◆ **Supplied entries**
━━━━━━━━━━━━━━━━━━━━━━━━━━━━━━
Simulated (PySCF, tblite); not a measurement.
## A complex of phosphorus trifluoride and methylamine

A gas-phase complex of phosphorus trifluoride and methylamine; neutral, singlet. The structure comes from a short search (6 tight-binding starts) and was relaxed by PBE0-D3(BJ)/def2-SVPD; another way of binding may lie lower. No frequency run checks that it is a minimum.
━━━━━━━━━━━━━━━━━━━━━━━━━━━━━━

◆ **Activity**
From the records above, extract every entry verbatim.

◆ **Written reply**
Simulated (PySCF, tblite); not a measurement.
## A complex of phosphorus trifluoride and methylamine

A gas-phase complex of phosphorus trifluoride and methylamine; neutral, singlet. The structure comes from a short search (6 tight-binding starts) and was relaxed by PBE0-D3(BJ)/def2-SVPD; another way of binding may lie lower. No frequency run checks that it is a minimum.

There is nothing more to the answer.